● **EXCERPTED DATA**:
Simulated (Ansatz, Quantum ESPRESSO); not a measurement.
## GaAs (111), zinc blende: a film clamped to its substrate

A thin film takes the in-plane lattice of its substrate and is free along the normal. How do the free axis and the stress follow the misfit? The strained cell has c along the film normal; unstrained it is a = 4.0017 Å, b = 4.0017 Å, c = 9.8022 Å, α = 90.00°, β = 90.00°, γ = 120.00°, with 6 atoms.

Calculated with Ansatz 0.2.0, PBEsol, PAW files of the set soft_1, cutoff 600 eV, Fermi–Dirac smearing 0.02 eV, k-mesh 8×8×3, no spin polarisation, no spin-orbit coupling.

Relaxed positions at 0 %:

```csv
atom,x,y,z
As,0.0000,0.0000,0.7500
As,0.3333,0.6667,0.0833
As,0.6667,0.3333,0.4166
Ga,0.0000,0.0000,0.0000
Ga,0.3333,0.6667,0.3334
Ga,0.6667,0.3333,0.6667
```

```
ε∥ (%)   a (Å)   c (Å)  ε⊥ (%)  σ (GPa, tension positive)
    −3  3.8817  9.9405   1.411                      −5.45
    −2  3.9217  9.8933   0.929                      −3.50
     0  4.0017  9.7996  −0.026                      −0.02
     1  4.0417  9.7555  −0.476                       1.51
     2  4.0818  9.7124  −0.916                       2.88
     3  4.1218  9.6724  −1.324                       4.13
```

● **TASK ITEM**:
Give the listing above again in full, exactly as written.

● **EXERCISE OUTPUT**:
Simulated (Ansatz, Quantum ESPRESSO); not a measurement.
## GaAs (111), zinc blende: a film clamped to its substrate

A thin film takes the in-plane lattice of its substrate and is free along the normal. How do the free axis and the stress follow the misfit? The strained cell has c along the film normal; unstrained it is a = 4.0017 Å, b = 4.0017 Å, c = 9.8022 Å, α = 90.00°, β = 90.00°, γ = 120.00°, with 6 atoms.

Calculated with Ansatz 0.2.0, PBEsol, PAW files of the set soft_1, cutoff 600 eV, Fermi–Dirac smearing 0.02 eV, k-mesh 8×8×3, no spin polarisation, no spin-orbit coupling.

Relaxed positions at 0 %:

```csv
atom,x,y,z
As,0.0000,0.0000,0.7500
As,0.3333,0.6667,0.0833
As,0.6667,0.3333,0.4166
Ga,0.0000,0.0000,0.0000
Ga,0.3333,0.6667,0.3334
Ga,0.6667,0.3333,0.6667
```

```
ε∥ (%)   a (Å)   c (Å)  ε⊥ (%)  σ (GPa, tension positive)
    −3  3.8817  9.9405   1.411                      −5.45
    −2  3.9217  9.8933   0.929                      −3.50
     0  4.0017  9.7996  −0.026                      −0.02
     1  4.0417  9.7555  −0.476                       1.51
     2  4.0818  9.7124  −0.916                       2.88
     3  4.1218  9.6724  −1.324                       4.13
```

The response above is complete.